» **ASSIGNED TASK**: Repeat the data in full. No line may differ from the original.

++++++++++++++++++++

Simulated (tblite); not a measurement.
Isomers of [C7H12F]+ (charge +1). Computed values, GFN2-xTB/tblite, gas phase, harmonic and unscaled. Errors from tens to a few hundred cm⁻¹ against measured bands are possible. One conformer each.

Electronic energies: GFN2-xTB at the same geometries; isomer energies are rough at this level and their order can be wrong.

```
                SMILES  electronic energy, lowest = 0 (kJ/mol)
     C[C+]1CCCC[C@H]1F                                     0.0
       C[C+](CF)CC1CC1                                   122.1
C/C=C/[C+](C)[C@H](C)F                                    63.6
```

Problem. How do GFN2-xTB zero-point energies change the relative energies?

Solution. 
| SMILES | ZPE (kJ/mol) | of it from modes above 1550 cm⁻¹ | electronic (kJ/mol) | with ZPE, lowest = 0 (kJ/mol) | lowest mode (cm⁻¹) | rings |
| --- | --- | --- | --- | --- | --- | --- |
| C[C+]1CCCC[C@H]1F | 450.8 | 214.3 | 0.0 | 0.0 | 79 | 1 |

++++++++++++++++++++

» **WRITTEN SOLUTION**:
Simulated (tblite); not a measurement.
Isomers of [C7H12F]+ (charge +1). Computed values, GFN2-xTB/tblite, gas phase, harmonic and unscaled. Errors from tens to a few hundred cm⁻¹ against measured bands are possible. One conformer each.

Electronic energies: GFN2-xTB at the same geometries; isomer energies are rough at this level and their order can be wrong.

```
                SMILES  electronic energy, lowest = 0 (kJ/mol)
     C[C+]1CCCC[C@H]1F                                     0.0
       C[C+](CF)CC1CC1                                   122.1
C/C=C/[C+](C)[C@H](C)F                                    63.6
```

Problem. How do GFN2-xTB zero-point energies change the relative energies?

Solution. 
| SMILES | ZPE (kJ/mol) | of it from modes above 1550 cm⁻¹ | electronic (kJ/mol) | with ZPE, lowest = 0 (kJ/mol) | lowest mode (cm⁻¹) | rings |
| --- | --- | --- | --- | --- | --- | --- |
| C[C+]1CCCC[C@H]1F | 450.8 | 214.3 | 0.0 | 0.0 | 79 | 1 |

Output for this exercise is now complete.